> [ASSIGNED TASK]
Make a word-for-word copy of the entries below from their first line through the line with "The run is repeated", and add nothing.

> [DATA FOR REVIEW]
● ● ● ● ●
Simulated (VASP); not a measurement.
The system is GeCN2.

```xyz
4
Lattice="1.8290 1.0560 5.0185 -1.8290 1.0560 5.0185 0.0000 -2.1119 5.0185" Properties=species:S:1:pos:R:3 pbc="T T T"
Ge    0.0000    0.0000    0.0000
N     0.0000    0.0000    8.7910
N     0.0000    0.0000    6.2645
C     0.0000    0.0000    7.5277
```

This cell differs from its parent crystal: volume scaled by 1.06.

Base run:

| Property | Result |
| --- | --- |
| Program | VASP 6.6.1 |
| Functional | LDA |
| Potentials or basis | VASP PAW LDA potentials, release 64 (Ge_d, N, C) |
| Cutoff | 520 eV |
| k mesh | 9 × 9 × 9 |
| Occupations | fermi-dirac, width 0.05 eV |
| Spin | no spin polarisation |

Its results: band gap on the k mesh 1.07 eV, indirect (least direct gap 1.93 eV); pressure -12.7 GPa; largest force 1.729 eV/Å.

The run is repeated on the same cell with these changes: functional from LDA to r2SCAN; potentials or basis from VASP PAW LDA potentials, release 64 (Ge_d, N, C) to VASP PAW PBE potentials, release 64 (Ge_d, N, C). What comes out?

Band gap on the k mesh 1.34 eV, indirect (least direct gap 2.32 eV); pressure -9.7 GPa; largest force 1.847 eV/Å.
● ● ● ● ●

> [ANSWER SPACE]
Simulated (VASP); not a measurement.
The system is GeCN2.

```xyz
4
Lattice="1.8290 1.0560 5.0185 -1.8290 1.0560 5.0185 0.0000 -2.1119 5.0185" Properties=species:S:1:pos:R:3 pbc="T T T"
Ge    0.0000    0.0000    0.0000
N     0.0000    0.0000    8.7910
N     0.0000    0.0000    6.2645
C     0.0000    0.0000    7.5277
```

This cell differs from its parent crystal: volume scaled by 1.06.

Base run:

| Property | Result |
| --- | --- |
| Program | VASP 6.6.1 |
| Functional | LDA |
| Potentials or basis | VASP PAW LDA potentials, release 64 (Ge_d, N, C) |
| Cutoff | 520 eV |
| k mesh | 9 × 9 × 9 |
| Occupations | fermi-dirac, width 0.05 eV |
| Spin | no spin polarisation |

Its results: band gap on the k mesh 1.07 eV, indirect (least direct gap 1.93 eV); pressure -12.7 GPa; largest force 1.729 eV/Å.

The run is repeated on the same cell with these changes: functional from LDA to r2SCAN; potentials or basis from VASP PAW LDA potentials, release 64 (Ge_d, N, C) to VASP PAW PBE potentials, release 64 (Ge_d, N, C). What comes out?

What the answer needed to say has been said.